* Brief *
All of the data is to be restated word for word.

START Excerpted data
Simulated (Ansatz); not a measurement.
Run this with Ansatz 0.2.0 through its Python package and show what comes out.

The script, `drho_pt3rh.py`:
END Excerpted data

* Your response *
Simulated (Ansatz); not a measurement.
Run this with Ansatz 0.2.0 through its Python package and show what comes out.

The script, `drho_pt3rh.py`:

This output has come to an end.